| REQUIRED ACTION |
Reproduce, exactly, the lines of the material below from the line containing "PySCF, ROHF reference;" through the line containing "Result: def2-SVP: -0.5", with both end lines included and nothing else.

Segment Open

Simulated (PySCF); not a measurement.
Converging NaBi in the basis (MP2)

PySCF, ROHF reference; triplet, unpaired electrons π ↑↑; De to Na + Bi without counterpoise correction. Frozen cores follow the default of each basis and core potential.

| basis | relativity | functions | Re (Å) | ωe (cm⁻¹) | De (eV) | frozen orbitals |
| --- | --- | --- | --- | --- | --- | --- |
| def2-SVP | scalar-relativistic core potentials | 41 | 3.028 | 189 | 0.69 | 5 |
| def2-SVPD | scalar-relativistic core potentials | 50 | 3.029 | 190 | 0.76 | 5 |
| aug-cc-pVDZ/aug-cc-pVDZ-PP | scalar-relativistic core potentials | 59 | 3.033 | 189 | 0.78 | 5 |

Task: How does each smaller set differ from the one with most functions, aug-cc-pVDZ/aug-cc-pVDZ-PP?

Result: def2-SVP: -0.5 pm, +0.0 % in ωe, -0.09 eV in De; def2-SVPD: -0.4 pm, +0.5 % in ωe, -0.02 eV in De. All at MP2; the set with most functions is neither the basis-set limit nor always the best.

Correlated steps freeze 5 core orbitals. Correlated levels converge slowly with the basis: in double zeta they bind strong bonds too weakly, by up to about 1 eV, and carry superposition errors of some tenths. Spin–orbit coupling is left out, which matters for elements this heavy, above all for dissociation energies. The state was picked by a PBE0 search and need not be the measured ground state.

Segment Closed

| RESPONSE BOX |
PySCF, ROHF reference; triplet, unpaired electrons π ↑↑; De to Na + Bi without counterpoise correction. Frozen cores follow the default of each basis and core potential.

| basis | relativity | functions | Re (Å) | ωe (cm⁻¹) | De (eV) | frozen orbitals |
| --- | --- | --- | --- | --- | --- | --- |
| def2-SVP | scalar-relativistic core potentials | 41 | 3.028 | 189 | 0.69 | 5 |
| def2-SVPD | scalar-relativistic core potentials | 50 | 3.029 | 190 | 0.76 | 5 |
| aug-cc-pVDZ/aug-cc-pVDZ-PP | scalar-relativistic core potentials | 59 | 3.033 | 189 | 0.78 | 5 |

Task: How does each smaller set differ from the one with most functions, aug-cc-pVDZ/aug-cc-pVDZ-PP?

Result: def2-SVP: -0.5 pm, +0.0 % in ωe, -0.09 eV in De; def2-SVPD: -0.4 pm, +0.5 % in ωe, -0.02 eV in De. All at MP2; the set with most functions is neither the basis-set limit nor always the best.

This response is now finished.